Start of SUPPLIED RECORDS

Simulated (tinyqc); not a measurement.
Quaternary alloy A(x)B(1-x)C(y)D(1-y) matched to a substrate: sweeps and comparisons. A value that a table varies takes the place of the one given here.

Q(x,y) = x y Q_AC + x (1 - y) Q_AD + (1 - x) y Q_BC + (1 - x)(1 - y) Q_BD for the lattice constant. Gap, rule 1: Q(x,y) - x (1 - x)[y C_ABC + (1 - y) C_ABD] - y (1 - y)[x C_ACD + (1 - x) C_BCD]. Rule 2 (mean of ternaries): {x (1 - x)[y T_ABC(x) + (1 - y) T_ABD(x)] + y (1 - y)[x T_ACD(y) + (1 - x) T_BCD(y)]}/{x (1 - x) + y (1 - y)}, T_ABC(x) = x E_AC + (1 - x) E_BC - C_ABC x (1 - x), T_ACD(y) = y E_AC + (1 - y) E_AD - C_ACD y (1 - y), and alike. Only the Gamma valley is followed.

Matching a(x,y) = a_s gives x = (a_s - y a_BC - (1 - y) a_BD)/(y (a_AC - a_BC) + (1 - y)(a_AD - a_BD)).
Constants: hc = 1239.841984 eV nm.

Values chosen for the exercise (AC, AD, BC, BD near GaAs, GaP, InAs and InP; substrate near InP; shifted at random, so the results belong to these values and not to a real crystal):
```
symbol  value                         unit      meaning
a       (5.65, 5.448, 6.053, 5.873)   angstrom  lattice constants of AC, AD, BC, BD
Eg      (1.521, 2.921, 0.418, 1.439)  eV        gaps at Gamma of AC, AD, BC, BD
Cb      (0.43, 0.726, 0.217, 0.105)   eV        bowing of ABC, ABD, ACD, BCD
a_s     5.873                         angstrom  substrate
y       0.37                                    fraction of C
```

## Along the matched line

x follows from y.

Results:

End of SUPPLIED RECORDS

All lines from the beginning of the entries through the line marked "x follows from y." are to be output exactly; nothing else belongs in the answer.

Simulated (tinyqc); not a measurement.
Quaternary alloy A(x)B(1-x)C(y)D(1-y) matched to a substrate: sweeps and comparisons. A value that a table varies takes the place of the one given here.

Q(x,y) = x y Q_AC + x (1 - y) Q_AD + (1 - x) y Q_BC + (1 - x)(1 - y) Q_BD for the lattice constant. Gap, rule 1: Q(x,y) - x (1 - x)[y C_ABC + (1 - y) C_ABD] - y (1 - y)[x C_ACD + (1 - x) C_BCD]. Rule 2 (mean of ternaries): {x (1 - x)[y T_ABC(x) + (1 - y) T_ABD(x)] + y (1 - y)[x T_ACD(y) + (1 - x) T_BCD(y)]}/{x (1 - x) + y (1 - y)}, T_ABC(x) = x E_AC + (1 - x) E_BC - C_ABC x (1 - x), T_ACD(y) = y E_AC + (1 - y) E_AD - C_ACD y (1 - y), and alike. Only the Gamma valley is followed.

Matching a(x,y) = a_s gives x = (a_s - y a_BC - (1 - y) a_BD)/(y (a_AC - a_BC) + (1 - y)(a_AD - a_BD)).
Constants: hc = 1239.841984 eV nm.

Values chosen for the exercise (AC, AD, BC, BD near GaAs, GaP, InAs and InP; substrate near InP; shifted at random, so the results belong to these values and not to a real crystal):
```
symbol  value                         unit      meaning
a       (5.65, 5.448, 6.053, 5.873)   angstrom  lattice constants of AC, AD, BC, BD
Eg      (1.521, 2.921, 0.418, 1.439)  eV        gaps at Gamma of AC, AD, BC, BD
Cb      (0.43, 0.726, 0.217, 0.105)   eV        bowing of ABC, ABD, ACD, BCD
a_s     5.873                         angstrom  substrate
y       0.37                                    fraction of C
```

## Along the matched line

x follows from y.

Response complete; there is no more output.